- _SUPPLIED INFORMATION_:
● ● ●

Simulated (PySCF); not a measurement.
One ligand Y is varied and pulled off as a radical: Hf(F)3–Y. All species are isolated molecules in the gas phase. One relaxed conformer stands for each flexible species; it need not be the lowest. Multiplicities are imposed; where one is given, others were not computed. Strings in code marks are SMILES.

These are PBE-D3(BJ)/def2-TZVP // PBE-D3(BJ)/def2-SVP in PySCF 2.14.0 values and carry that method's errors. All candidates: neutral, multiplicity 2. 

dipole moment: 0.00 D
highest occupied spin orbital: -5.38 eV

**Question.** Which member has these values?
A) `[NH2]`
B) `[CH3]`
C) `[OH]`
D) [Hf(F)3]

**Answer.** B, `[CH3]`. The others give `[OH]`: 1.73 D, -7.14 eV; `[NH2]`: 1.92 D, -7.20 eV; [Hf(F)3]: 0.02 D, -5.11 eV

● ● ●

- _ACTION ITEM_: Repeat only the lines above, from the first line of the entries through the line that contains "D) [Hf(F)3]", including both ends.

- _EXERCISE OUTPUT_:
Simulated (PySCF); not a measurement.
One ligand Y is varied and pulled off as a radical: Hf(F)3–Y. All species are isolated molecules in the gas phase. One relaxed conformer stands for each flexible species; it need not be the lowest. Multiplicities are imposed; where one is given, others were not computed. Strings in code marks are SMILES.

These are PBE-D3(BJ)/def2-TZVP // PBE-D3(BJ)/def2-SVP in PySCF 2.14.0 values and carry that method's errors. All candidates: neutral, multiplicity 2. 

dipole moment: 0.00 D
highest occupied spin orbital: -5.38 eV

**Question.** Which member has these values?
A) `[NH2]`
B) `[CH3]`
C) `[OH]`
D) [Hf(F)3]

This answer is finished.